+++ Recorded information +++

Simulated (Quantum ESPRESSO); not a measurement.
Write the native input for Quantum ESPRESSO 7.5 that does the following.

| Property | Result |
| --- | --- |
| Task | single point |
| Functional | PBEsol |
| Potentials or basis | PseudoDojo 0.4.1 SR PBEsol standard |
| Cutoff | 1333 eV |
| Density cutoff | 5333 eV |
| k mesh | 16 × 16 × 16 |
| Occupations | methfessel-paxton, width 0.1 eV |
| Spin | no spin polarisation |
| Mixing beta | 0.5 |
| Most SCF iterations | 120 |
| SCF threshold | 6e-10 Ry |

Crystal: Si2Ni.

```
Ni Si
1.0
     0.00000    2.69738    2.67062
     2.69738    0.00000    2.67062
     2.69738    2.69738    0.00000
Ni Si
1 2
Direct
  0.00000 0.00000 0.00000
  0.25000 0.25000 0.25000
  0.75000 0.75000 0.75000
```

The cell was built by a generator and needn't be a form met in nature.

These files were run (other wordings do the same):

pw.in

+++

Work task :: The complete material must be repeated exactly.

Your solution ::
Simulated (Quantum ESPRESSO); not a measurement.
Write the native input for Quantum ESPRESSO 7.5 that does the following.

| Property | Result |
| --- | --- |
| Task | single point |
| Functional | PBEsol |
| Potentials or basis | PseudoDojo 0.4.1 SR PBEsol standard |
| Cutoff | 1333 eV |
| Density cutoff | 5333 eV |
| k mesh | 16 × 16 × 16 |
| Occupations | methfessel-paxton, width 0.1 eV |
| Spin | no spin polarisation |
| Mixing beta | 0.5 |
| Most SCF iterations | 120 |
| SCF threshold | 6e-10 Ry |

Crystal: Si2Ni.

```
Ni Si
1.0
     0.00000    2.69738    2.67062
     2.69738    0.00000    2.67062
     2.69738    2.69738    0.00000
Ni Si
1 2
Direct
  0.00000 0.00000 0.00000
  0.25000 0.25000 0.25000
  0.75000 0.75000 0.75000
```

The cell was built by a generator and needn't be a form met in nature.

These files were run (other wordings do the same):

pw.in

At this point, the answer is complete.